________________________

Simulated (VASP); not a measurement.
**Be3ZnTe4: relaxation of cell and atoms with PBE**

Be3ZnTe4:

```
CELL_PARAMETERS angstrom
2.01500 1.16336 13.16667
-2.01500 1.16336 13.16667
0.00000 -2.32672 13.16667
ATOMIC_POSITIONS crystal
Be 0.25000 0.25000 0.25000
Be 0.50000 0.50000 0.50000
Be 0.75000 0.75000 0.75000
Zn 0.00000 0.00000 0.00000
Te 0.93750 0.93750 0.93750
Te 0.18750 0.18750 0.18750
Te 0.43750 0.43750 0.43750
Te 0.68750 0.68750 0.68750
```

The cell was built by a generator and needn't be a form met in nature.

________________________

### Action item
Return each entry from the material above exactly as it appears.

### Written solution
Simulated (VASP); not a measurement.
**Be3ZnTe4: relaxation of cell and atoms with PBE**

Be3ZnTe4:

```
CELL_PARAMETERS angstrom
2.01500 1.16336 13.16667
-2.01500 1.16336 13.16667
0.00000 -2.32672 13.16667
ATOMIC_POSITIONS crystal
Be 0.25000 0.25000 0.25000
Be 0.50000 0.50000 0.50000
Be 0.75000 0.75000 0.75000
Zn 0.00000 0.00000 0.00000
Te 0.93750 0.93750 0.93750
Te 0.18750 0.18750 0.18750
Te 0.43750 0.43750 0.43750
Te 0.68750 0.68750 0.68750
```

The cell was built by a generator and needn't be a form met in nature.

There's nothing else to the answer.